• ACTION ITEM:
Only the lines from the top of the material through the line containing "Runs of SIESTA" should be restated, each one exactly.

• INFORMATION SUPPLIED:
============================================================
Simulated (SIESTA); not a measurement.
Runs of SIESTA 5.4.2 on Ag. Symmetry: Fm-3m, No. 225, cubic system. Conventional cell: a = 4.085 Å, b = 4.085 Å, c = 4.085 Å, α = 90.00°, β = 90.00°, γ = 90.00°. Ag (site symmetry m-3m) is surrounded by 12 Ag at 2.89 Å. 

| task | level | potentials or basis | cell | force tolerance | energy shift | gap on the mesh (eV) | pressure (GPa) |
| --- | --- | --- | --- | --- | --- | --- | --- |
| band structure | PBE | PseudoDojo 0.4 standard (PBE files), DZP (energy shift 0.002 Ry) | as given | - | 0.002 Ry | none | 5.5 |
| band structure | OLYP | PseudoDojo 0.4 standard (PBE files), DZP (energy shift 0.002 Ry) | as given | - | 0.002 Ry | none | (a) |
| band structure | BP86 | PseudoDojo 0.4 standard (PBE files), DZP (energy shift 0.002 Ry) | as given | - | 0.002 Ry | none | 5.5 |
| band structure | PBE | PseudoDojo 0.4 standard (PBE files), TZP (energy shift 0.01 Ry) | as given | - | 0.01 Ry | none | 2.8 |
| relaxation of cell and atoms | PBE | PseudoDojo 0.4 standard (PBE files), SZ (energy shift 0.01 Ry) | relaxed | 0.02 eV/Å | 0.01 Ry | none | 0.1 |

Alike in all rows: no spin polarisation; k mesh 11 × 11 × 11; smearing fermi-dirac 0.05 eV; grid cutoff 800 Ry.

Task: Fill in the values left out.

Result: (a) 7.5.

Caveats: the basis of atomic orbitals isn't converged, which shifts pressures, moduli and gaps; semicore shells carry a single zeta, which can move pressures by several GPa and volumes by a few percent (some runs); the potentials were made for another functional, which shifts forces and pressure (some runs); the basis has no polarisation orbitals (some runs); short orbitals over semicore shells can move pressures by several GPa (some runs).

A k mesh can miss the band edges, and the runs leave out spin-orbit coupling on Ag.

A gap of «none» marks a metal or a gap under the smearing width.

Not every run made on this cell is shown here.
============================================================

• ANSWER BOX:
Simulated (SIESTA); not a measurement.
Runs of SIESTA 5.4.2 on Ag. Symmetry: Fm-3m, No. 225, cubic system. Conventional cell: a = 4.085 Å, b = 4.085 Å, c = 4.085 Å, α = 90.00°, β = 90.00°, γ = 90.00°. Ag (site symmetry m-3m) is surrounded by 12 Ag at 2.89 Å. 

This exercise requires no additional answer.